• ASSIGNMENT:
Quote the entries below from the line with "Bond orders are those of one Lewis drawing." through the line with "At the end of", both ends included, and only those lines.

• DATA FOR REVIEW:
....

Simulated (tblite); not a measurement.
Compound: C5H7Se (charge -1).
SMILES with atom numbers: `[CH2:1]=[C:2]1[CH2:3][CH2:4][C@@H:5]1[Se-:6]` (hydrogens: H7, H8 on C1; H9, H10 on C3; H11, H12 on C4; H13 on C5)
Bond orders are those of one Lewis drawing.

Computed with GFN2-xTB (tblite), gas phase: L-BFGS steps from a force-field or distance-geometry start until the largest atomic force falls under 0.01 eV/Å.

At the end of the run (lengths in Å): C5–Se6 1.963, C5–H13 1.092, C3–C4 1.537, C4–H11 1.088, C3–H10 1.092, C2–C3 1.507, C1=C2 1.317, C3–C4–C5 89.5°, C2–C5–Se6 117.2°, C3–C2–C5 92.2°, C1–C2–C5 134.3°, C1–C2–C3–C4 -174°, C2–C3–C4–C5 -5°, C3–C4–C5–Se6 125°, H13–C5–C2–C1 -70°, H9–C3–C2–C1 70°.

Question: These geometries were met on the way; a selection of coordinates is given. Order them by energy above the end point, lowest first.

....

• EXERCISE RESPONSE:
Bond orders are those of one Lewis drawing.

Computed with GFN2-xTB (tblite), gas phase: L-BFGS steps from a force-field or distance-geometry start until the largest atomic force falls under 0.01 eV/Å.

At the end of the run (lengths in Å): C5–Se6 1.963, C5–H13 1.092, C3–C4 1.537, C4–H11 1.088, C3–H10 1.092, C2–C3 1.507, C1=C2 1.317, C3–C4–C5 89.5°, C2–C5–Se6 117.2°, C3–C2–C5 92.2°, C1–C2–C5 134.3°, C1–C2–C3–C4 -174°, C2–C3–C4–C5 -5°, C3–C4–C5–Se6 125°, H13–C5–C2–C1 -70°, H9–C3–C2–C1 70°.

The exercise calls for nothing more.